:: EXERCISE ::
Transcribe the data exactly, stopping after the "highest spin alone?" line.

:: ENTRIES SUPPLIED ::
= = = =
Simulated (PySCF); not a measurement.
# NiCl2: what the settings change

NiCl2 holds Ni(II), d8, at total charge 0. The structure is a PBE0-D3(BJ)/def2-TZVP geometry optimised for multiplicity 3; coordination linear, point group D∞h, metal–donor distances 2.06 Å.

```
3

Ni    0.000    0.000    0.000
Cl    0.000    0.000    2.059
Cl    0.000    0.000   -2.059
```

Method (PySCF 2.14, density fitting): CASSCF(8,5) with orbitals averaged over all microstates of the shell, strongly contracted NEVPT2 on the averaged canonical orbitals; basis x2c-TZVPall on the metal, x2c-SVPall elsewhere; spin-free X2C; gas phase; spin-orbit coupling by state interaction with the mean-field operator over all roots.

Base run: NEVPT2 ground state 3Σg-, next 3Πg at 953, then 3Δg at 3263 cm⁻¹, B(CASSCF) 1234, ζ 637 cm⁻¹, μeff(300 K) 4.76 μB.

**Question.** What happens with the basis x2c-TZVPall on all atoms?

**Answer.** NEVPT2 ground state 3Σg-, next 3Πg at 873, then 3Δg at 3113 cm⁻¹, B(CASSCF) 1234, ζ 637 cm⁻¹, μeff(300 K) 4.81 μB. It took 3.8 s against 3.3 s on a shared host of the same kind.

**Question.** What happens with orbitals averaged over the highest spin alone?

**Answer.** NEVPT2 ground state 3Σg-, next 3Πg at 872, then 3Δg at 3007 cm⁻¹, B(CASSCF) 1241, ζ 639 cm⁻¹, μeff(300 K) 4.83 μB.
= = = =

:: EXPECTED ANSWER ::
Simulated (PySCF); not a measurement.
# NiCl2: what the settings change

NiCl2 holds Ni(II), d8, at total charge 0. The structure is a PBE0-D3(BJ)/def2-TZVP geometry optimised for multiplicity 3; coordination linear, point group D∞h, metal–donor distances 2.06 Å.

```
3

Ni    0.000    0.000    0.000
Cl    0.000    0.000    2.059
Cl    0.000    0.000   -2.059
```

Method (PySCF 2.14, density fitting): CASSCF(8,5) with orbitals averaged over all microstates of the shell, strongly contracted NEVPT2 on the averaged canonical orbitals; basis x2c-TZVPall on the metal, x2c-SVPall elsewhere; spin-free X2C; gas phase; spin-orbit coupling by state interaction with the mean-field operator over all roots.

Base run: NEVPT2 ground state 3Σg-, next 3Πg at 953, then 3Δg at 3263 cm⁻¹, B(CASSCF) 1234, ζ 637 cm⁻¹, μeff(300 K) 4.76 μB.

**Question.** What happens with the basis x2c-TZVPall on all atoms?

**Answer.** NEVPT2 ground state 3Σg-, next 3Πg at 873, then 3Δg at 3113 cm⁻¹, B(CASSCF) 1234, ζ 637 cm⁻¹, μeff(300 K) 4.81 μB. It took 3.8 s against 3.3 s on a shared host of the same kind.

**Question.** What happens with orbitals averaged over the highest spin alone?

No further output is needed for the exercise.